Work task ::
Take the data below. Output it exactly from its first line through the line containing "Gaps are read on the mesh.".

Source data ::
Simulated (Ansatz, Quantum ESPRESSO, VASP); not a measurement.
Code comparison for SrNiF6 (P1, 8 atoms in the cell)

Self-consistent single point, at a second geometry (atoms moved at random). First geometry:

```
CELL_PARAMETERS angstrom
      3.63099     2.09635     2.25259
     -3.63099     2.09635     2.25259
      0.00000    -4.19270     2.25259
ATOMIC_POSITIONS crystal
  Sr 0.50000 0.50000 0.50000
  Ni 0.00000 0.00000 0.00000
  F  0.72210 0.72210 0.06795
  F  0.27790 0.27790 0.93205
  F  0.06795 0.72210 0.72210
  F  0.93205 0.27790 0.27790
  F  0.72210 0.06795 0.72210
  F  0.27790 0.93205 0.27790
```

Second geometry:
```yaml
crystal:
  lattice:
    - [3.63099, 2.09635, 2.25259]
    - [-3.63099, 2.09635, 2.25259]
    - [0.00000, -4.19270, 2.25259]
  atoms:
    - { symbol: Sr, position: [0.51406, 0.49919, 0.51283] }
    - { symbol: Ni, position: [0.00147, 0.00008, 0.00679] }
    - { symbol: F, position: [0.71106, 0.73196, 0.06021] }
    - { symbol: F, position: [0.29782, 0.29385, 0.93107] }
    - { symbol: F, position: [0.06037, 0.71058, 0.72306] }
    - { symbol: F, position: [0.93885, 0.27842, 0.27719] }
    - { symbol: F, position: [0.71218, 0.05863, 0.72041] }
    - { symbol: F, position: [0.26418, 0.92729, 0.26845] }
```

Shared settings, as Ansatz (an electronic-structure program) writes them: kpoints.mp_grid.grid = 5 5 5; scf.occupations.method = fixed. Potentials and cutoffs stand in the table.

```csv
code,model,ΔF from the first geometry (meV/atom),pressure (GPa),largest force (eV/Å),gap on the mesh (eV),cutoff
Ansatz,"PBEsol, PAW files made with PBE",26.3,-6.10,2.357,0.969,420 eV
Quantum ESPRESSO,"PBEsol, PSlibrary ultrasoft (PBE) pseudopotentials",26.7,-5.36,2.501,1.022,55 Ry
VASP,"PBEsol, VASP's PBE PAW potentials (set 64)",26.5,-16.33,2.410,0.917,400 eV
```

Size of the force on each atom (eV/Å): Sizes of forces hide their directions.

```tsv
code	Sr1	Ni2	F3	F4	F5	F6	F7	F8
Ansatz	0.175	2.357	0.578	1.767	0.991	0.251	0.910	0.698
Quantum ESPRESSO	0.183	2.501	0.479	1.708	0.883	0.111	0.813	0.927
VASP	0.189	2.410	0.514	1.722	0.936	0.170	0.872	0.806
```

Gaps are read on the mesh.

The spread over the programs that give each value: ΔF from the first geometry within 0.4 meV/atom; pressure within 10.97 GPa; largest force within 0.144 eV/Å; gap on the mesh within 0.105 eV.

Your response ::
Simulated (Ansatz, Quantum ESPRESSO, VASP); not a measurement.
Code comparison for SrNiF6 (P1, 8 atoms in the cell)

Self-consistent single point, at a second geometry (atoms moved at random). First geometry:

```
CELL_PARAMETERS angstrom
      3.63099     2.09635     2.25259
     -3.63099     2.09635     2.25259
      0.00000    -4.19270     2.25259
ATOMIC_POSITIONS crystal
  Sr 0.50000 0.50000 0.50000
  Ni 0.00000 0.00000 0.00000
  F  0.72210 0.72210 0.06795
  F  0.27790 0.27790 0.93205
  F  0.06795 0.72210 0.72210
  F  0.93205 0.27790 0.27790
  F  0.72210 0.06795 0.72210
  F  0.27790 0.93205 0.27790
```

Second geometry:
```yaml
crystal:
  lattice:
    - [3.63099, 2.09635, 2.25259]
    - [-3.63099, 2.09635, 2.25259]
    - [0.00000, -4.19270, 2.25259]
  atoms:
    - { symbol: Sr, position: [0.51406, 0.49919, 0.51283] }
    - { symbol: Ni, position: [0.00147, 0.00008, 0.00679] }
    - { symbol: F, position: [0.71106, 0.73196, 0.06021] }
    - { symbol: F, position: [0.29782, 0.29385, 0.93107] }
    - { symbol: F, position: [0.06037, 0.71058, 0.72306] }
    - { symbol: F, position: [0.93885, 0.27842, 0.27719] }
    - { symbol: F, position: [0.71218, 0.05863, 0.72041] }
    - { symbol: F, position: [0.26418, 0.92729, 0.26845] }
```

Shared settings, as Ansatz (an electronic-structure program) writes them: kpoints.mp_grid.grid = 5 5 5; scf.occupations.method = fixed. Potentials and cutoffs stand in the table.

```csv
code,model,ΔF from the first geometry (meV/atom),pressure (GPa),largest force (eV/Å),gap on the mesh (eV),cutoff
Ansatz,"PBEsol, PAW files made with PBE",26.3,-6.10,2.357,0.969,420 eV
Quantum ESPRESSO,"PBEsol, PSlibrary ultrasoft (PBE) pseudopotentials",26.7,-5.36,2.501,1.022,55 Ry
VASP,"PBEsol, VASP's PBE PAW potentials (set 64)",26.5,-16.33,2.410,0.917,400 eV
```

Size of the force on each atom (eV/Å): Sizes of forces hide their directions.

```tsv
code	Sr1	Ni2	F3	F4	F5	F6	F7	F8
Ansatz	0.175	2.357	0.578	1.767	0.991	0.251	0.910	0.698
Quantum ESPRESSO	0.183	2.501	0.479	1.708	0.883	0.111	0.813	0.927
VASP	0.189	2.410	0.514	1.722	0.936	0.170	0.872	0.806
```

Gaps are read on the mesh.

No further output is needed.